Brief. A faithful, word-for-word transcription of all the data is what is needed.

*** Opening of Given data ***

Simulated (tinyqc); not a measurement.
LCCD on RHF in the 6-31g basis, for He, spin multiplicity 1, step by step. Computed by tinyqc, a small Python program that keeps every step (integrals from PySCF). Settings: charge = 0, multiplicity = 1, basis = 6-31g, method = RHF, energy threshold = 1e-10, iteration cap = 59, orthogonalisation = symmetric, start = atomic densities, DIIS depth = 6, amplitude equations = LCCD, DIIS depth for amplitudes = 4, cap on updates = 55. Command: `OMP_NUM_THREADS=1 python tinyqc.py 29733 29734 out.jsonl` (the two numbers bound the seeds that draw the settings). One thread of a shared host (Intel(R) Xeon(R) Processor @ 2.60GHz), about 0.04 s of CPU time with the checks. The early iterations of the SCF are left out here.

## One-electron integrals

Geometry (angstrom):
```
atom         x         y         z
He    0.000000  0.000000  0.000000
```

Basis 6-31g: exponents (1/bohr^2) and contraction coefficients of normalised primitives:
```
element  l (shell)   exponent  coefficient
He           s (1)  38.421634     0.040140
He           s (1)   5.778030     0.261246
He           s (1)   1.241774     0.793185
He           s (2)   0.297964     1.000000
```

*** Close of Given data ***

Reply.
Simulated (tinyqc); not a measurement.
LCCD on RHF in the 6-31g basis, for He, spin multiplicity 1, step by step. Computed by tinyqc, a small Python program that keeps every step (integrals from PySCF). Settings: charge = 0, multiplicity = 1, basis = 6-31g, method = RHF, energy threshold = 1e-10, iteration cap = 59, orthogonalisation = symmetric, start = atomic densities, DIIS depth = 6, amplitude equations = LCCD, DIIS depth for amplitudes = 4, cap on updates = 55. Command: `OMP_NUM_THREADS=1 python tinyqc.py 29733 29734 out.jsonl` (the two numbers bound the seeds that draw the settings). One thread of a shared host (Intel(R) Xeon(R) Processor @ 2.60GHz), about 0.04 s of CPU time with the checks. The early iterations of the SCF are left out here.

## One-electron integrals

Geometry (angstrom):
```
atom         x         y         z
He    0.000000  0.000000  0.000000
```

Basis 6-31g: exponents (1/bohr^2) and contraction coefficients of normalised primitives:
```
element  l (shell)   exponent  coefficient
He           s (1)  38.421634     0.040140
He           s (1)   5.778030     0.261246
He           s (1)   1.241774     0.793185
He           s (2)   0.297964     1.000000
```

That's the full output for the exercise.